## INFORMATION PROVIDED
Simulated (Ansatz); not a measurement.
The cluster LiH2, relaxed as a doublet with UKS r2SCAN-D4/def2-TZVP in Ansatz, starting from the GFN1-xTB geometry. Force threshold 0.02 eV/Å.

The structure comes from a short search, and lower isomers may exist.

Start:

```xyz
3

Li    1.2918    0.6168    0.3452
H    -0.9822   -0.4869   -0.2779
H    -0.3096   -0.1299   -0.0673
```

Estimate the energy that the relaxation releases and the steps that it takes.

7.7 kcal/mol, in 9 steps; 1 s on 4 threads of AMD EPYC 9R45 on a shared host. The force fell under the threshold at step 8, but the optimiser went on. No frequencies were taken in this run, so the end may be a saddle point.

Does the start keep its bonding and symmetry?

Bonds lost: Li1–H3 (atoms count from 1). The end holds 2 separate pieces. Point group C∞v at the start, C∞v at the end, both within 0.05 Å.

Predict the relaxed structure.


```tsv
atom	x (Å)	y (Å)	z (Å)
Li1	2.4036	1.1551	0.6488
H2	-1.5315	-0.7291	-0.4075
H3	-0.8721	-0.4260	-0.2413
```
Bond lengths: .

## EXERCISE
Repeat all of the data exactly. Include every line.

## WRITTEN ANSWER
Simulated (Ansatz); not a measurement.
The cluster LiH2, relaxed as a doublet with UKS r2SCAN-D4/def2-TZVP in Ansatz, starting from the GFN1-xTB geometry. Force threshold 0.02 eV/Å.

The structure comes from a short search, and lower isomers may exist.

Start:

```xyz
3

Li    1.2918    0.6168    0.3452
H    -0.9822   -0.4869   -0.2779
H    -0.3096   -0.1299   -0.0673
```

Estimate the energy that the relaxation releases and the steps that it takes.

7.7 kcal/mol, in 9 steps; 1 s on 4 threads of AMD EPYC 9R45 on a shared host. The force fell under the threshold at step 8, but the optimiser went on. No frequencies were taken in this run, so the end may be a saddle point.

Does the start keep its bonding and symmetry?

Bonds lost: Li1–H3 (atoms count from 1). The end holds 2 separate pieces. Point group C∞v at the start, C∞v at the end, both within 0.05 Å.

Predict the relaxed structure.


```tsv
atom	x (Å)	y (Å)	z (Å)
Li1	2.4036	1.1551	0.6488
H2	-1.5315	-0.7291	-0.4075
H3	-0.8721	-0.4260	-0.2413
```
Bond lengths: .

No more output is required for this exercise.